WORK REQUEST:
Please return, with no alterations, the lines below from the very first through the one that contains "The species is".

━━ EXTRACTED RECORDS
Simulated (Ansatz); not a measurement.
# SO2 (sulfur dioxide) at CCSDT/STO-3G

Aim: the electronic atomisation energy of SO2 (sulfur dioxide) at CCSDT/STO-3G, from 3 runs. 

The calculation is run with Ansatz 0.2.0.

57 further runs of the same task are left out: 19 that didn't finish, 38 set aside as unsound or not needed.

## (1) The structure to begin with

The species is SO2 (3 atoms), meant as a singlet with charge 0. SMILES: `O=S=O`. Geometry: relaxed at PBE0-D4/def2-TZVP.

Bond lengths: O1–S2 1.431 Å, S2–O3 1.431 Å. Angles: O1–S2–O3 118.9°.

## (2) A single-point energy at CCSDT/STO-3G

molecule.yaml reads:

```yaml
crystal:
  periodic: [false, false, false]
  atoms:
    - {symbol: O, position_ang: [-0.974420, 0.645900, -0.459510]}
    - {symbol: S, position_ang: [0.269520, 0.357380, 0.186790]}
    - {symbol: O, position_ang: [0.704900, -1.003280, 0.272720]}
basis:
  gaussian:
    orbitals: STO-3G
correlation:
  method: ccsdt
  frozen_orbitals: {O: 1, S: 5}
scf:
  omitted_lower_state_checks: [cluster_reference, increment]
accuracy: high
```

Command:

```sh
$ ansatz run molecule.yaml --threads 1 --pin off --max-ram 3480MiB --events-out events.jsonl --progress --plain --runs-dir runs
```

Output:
━━━━

RESPONSE AREA:
Simulated (Ansatz); not a measurement.
# SO2 (sulfur dioxide) at CCSDT/STO-3G

Aim: the electronic atomisation energy of SO2 (sulfur dioxide) at CCSDT/STO-3G, from 3 runs. 

The calculation is run with Ansatz 0.2.0.

57 further runs of the same task are left out: 19 that didn't finish, 38 set aside as unsound or not needed.

## (1) The structure to begin with

The species is SO2 (3 atoms), meant as a singlet with charge 0. SMILES: `O=S=O`. Geometry: relaxed at PBE0-D4/def2-TZVP.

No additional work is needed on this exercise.